→ Task item
Below are the records; restate word for word the lines from the first through the one containing "10.8.3 (patched build)", and only those.

+++

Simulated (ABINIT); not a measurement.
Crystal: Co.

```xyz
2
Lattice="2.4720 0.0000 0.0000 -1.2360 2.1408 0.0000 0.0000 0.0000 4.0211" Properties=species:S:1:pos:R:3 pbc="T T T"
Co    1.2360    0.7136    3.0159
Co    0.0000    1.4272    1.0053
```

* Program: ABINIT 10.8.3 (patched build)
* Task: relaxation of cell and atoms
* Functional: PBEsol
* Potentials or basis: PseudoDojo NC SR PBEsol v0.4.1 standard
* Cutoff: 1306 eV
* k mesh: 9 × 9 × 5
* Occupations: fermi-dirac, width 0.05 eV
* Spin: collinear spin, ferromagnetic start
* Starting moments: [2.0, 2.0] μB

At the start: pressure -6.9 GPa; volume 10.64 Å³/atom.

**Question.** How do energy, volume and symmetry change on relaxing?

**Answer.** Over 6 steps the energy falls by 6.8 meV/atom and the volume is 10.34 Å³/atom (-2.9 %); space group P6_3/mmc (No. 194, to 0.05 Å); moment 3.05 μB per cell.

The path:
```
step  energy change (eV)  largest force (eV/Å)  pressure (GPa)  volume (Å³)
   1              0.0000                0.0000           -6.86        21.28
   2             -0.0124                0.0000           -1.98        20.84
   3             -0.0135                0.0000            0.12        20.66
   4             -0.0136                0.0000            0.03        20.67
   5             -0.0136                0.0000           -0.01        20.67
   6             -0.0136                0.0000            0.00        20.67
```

+++

→ Task response
Simulated (ABINIT); not a measurement.
Crystal: Co.

```xyz
2
Lattice="2.4720 0.0000 0.0000 -1.2360 2.1408 0.0000 0.0000 0.0000 4.0211" Properties=species:S:1:pos:R:3 pbc="T T T"
Co    1.2360    0.7136    3.0159
Co    0.0000    1.4272    1.0053
```

* Program: ABINIT 10.8.3 (patched build)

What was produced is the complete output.